__________________________________________________

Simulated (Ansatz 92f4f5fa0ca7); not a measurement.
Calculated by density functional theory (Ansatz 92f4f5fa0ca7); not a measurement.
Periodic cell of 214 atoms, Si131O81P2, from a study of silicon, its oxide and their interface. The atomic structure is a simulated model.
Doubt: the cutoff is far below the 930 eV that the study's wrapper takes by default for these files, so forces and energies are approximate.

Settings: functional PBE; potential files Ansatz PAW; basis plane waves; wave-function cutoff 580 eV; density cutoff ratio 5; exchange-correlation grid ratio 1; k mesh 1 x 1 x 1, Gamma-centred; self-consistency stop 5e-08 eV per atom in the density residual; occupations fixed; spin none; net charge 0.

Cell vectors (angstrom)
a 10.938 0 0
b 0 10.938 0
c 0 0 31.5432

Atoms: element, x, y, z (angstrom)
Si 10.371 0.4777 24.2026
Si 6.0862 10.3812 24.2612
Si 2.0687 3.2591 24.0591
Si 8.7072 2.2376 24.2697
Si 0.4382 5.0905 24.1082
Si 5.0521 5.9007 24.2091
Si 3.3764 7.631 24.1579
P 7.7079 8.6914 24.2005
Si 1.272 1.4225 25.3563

__________________________________________________

• **Work task**: Output all of the material, please, exactly as it stands.

• **Task response**:
Simulated (Ansatz 92f4f5fa0ca7); not a measurement.
Calculated by density functional theory (Ansatz 92f4f5fa0ca7); not a measurement.
Periodic cell of 214 atoms, Si131O81P2, from a study of silicon, its oxide and their interface. The atomic structure is a simulated model.
Doubt: the cutoff is far below the 930 eV that the study's wrapper takes by default for these files, so forces and energies are approximate.

Settings: functional PBE; potential files Ansatz PAW; basis plane waves; wave-function cutoff 580 eV; density cutoff ratio 5; exchange-correlation grid ratio 1; k mesh 1 x 1 x 1, Gamma-centred; self-consistency stop 5e-08 eV per atom in the density residual; occupations fixed; spin none; net charge 0.

Cell vectors (angstrom)
a 10.938 0 0
b 0 10.938 0
c 0 0 31.5432

Atoms: element, x, y, z (angstrom)
Si 10.371 0.4777 24.2026
Si 6.0862 10.3812 24.2612
Si 2.0687 3.2591 24.0591
Si 8.7072 2.2376 24.2697
Si 0.4382 5.0905 24.1082
Si 5.0521 5.9007 24.2091
Si 3.3764 7.631 24.1579
P 7.7079 8.6914 24.2005
Si 1.272 1.4225 25.3563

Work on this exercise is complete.